* [Data supplied]:
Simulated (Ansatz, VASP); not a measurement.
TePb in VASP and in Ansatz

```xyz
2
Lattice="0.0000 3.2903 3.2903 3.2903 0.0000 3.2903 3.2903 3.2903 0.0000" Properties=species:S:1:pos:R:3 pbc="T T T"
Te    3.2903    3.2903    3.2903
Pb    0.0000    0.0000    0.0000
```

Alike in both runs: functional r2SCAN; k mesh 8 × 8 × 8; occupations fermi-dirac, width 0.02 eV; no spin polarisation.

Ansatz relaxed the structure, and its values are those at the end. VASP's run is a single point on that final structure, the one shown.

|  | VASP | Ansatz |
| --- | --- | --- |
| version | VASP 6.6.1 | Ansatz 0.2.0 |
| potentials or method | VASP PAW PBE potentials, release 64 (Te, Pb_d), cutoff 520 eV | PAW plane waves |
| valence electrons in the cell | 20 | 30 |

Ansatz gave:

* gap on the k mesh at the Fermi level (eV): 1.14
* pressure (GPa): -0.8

* [Exercise]: All the records above must be transcribed without a single change to any word.

* [Exercise output]:
Simulated (Ansatz, VASP); not a measurement.
TePb in VASP and in Ansatz

```xyz
2
Lattice="0.0000 3.2903 3.2903 3.2903 0.0000 3.2903 3.2903 3.2903 0.0000" Properties=species:S:1:pos:R:3 pbc="T T T"
Te    3.2903    3.2903    3.2903
Pb    0.0000    0.0000    0.0000
```

Alike in both runs: functional r2SCAN; k mesh 8 × 8 × 8; occupations fermi-dirac, width 0.02 eV; no spin polarisation.

Ansatz relaxed the structure, and its values are those at the end. VASP's run is a single point on that final structure, the one shown.

|  | VASP | Ansatz |
| --- | --- | --- |
| version | VASP 6.6.1 | Ansatz 0.2.0 |
| potentials or method | VASP PAW PBE potentials, release 64 (Te, Pb_d), cutoff 520 eV | PAW plane waves |
| valence electrons in the cell | 20 | 30 |

Ansatz gave:

* gap on the k mesh at the Fermi level (eV): 1.14
* pressure (GPa): -0.8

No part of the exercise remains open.